_Exercise_
What is needed here is an exact copy of all the records below.

Record set START

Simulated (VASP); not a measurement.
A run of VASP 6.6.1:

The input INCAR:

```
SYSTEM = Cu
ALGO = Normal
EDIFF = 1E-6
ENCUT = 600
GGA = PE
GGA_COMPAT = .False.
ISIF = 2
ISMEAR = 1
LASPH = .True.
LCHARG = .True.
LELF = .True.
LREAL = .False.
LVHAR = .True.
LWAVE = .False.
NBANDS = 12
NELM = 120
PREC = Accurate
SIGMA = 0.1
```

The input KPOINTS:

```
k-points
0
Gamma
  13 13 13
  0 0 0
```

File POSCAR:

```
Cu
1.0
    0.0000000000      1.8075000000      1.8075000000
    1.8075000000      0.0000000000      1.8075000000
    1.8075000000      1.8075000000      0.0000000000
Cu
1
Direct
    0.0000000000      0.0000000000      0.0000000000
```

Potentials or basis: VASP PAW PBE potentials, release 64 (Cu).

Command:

Record set END

_Exercise answer_
Simulated (VASP); not a measurement.
A run of VASP 6.6.1:

The input INCAR:

```
SYSTEM = Cu
ALGO = Normal
EDIFF = 1E-6
ENCUT = 600
GGA = PE
GGA_COMPAT = .False.
ISIF = 2
ISMEAR = 1
LASPH = .True.
LCHARG = .True.
LELF = .True.
LREAL = .False.
LVHAR = .True.
LWAVE = .False.
NBANDS = 12
NELM = 120
PREC = Accurate
SIGMA = 0.1
```

The input KPOINTS:

```
k-points
0
Gamma
  13 13 13
  0 0 0
```

File POSCAR:

```
Cu
1.0
    0.0000000000      1.8075000000      1.8075000000
    1.8075000000      0.0000000000      1.8075000000
    1.8075000000      1.8075000000      0.0000000000
Cu
1
Direct
    0.0000000000      0.0000000000      0.0000000000
```

Potentials or basis: VASP PAW PBE potentials, release 64 (Cu).

Command:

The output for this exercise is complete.